** Supplied records follows **

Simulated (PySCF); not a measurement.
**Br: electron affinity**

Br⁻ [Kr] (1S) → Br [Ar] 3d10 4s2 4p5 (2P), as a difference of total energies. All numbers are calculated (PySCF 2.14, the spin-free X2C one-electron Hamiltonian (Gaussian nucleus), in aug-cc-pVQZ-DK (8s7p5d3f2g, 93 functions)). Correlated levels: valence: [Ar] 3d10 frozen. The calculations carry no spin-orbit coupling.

** End of Supplied records **

Assignment: Take each line of the listing above and set it down again exactly.

Problem solution:
Simulated (PySCF); not a measurement.
**Br: electron affinity**

Br⁻ [Kr] (1S) → Br [Ar] 3d10 4s2 4p5 (2P), as a difference of total energies. All numbers are calculated (PySCF 2.14, the spin-free X2C one-electron Hamiltonian (Gaussian nucleus), in aug-cc-pVQZ-DK (8s7p5d3f2g, 93 functions)). Correlated levels: valence: [Ar] 3d10 frozen. The calculations carry no spin-orbit coupling.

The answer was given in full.